**Assigned task**
Every line from the start of the listing below through the line that contains "Run with plane-wave" is to be reproduced word for word.

**Material shown**
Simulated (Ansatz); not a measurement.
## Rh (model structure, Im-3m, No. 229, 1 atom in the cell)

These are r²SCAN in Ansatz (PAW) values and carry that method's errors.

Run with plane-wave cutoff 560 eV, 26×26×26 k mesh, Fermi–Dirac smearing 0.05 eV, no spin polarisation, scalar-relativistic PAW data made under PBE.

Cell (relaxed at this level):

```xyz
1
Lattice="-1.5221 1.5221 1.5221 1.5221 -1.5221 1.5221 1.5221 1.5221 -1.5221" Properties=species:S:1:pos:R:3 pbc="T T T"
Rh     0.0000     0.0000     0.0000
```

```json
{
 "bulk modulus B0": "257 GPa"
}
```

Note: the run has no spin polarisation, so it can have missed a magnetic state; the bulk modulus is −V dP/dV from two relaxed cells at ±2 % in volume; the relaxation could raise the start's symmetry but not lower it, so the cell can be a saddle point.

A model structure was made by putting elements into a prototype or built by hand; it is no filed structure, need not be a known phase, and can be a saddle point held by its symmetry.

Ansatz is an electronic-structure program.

**Expected answer**
Simulated (Ansatz); not a measurement.
## Rh (model structure, Im-3m, No. 229, 1 atom in the cell)

These are r²SCAN in Ansatz (PAW) values and carry that method's errors.

Run with plane-wave cutoff 560 eV, 26×26×26 k mesh, Fermi–Dirac smearing 0.05 eV, no spin polarisation, scalar-relativistic PAW data made under PBE.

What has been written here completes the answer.